* Required action *
Give again the lines of the data from its first line through the line with "spin multiplicity 1.". Change nothing.

* Material provided *
-------
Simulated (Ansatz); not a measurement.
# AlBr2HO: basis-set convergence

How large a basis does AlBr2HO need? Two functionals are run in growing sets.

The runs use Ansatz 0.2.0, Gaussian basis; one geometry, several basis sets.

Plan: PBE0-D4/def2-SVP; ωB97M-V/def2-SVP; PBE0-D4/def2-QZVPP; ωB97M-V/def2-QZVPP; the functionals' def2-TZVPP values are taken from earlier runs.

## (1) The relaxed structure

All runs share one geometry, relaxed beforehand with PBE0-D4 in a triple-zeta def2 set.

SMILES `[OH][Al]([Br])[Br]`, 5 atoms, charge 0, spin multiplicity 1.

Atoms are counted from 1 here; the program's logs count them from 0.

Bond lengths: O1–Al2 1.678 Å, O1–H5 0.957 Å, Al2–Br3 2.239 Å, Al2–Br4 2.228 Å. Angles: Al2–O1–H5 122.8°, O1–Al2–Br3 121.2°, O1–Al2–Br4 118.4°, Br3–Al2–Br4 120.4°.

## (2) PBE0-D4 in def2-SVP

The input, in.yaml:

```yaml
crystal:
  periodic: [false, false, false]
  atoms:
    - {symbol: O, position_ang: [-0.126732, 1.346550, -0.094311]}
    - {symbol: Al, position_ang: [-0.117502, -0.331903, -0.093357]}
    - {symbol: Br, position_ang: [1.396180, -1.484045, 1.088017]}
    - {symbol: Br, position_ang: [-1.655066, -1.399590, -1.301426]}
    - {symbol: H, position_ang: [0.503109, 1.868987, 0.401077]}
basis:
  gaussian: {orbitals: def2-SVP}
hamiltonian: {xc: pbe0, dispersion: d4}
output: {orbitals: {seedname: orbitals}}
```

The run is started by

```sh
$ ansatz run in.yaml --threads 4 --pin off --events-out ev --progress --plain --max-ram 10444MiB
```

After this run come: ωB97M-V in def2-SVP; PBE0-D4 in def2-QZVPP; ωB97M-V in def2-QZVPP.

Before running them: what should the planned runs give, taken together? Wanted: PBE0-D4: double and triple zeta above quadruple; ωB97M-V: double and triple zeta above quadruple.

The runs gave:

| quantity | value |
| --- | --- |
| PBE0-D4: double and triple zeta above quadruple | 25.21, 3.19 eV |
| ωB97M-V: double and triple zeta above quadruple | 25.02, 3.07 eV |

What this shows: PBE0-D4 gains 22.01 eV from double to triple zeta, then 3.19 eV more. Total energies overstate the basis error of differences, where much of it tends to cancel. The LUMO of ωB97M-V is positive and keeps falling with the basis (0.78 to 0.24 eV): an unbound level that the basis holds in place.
-------

* Reply *
Simulated (Ansatz); not a measurement.
# AlBr2HO: basis-set convergence

How large a basis does AlBr2HO need? Two functionals are run in growing sets.

The runs use Ansatz 0.2.0, Gaussian basis; one geometry, several basis sets.

Plan: PBE0-D4/def2-SVP; ωB97M-V/def2-SVP; PBE0-D4/def2-QZVPP; ωB97M-V/def2-QZVPP; the functionals' def2-TZVPP values are taken from earlier runs.

## (1) The relaxed structure

All runs share one geometry, relaxed beforehand with PBE0-D4 in a triple-zeta def2 set.

SMILES `[OH][Al]([Br])[Br]`, 5 atoms, charge 0, spin multiplicity 1.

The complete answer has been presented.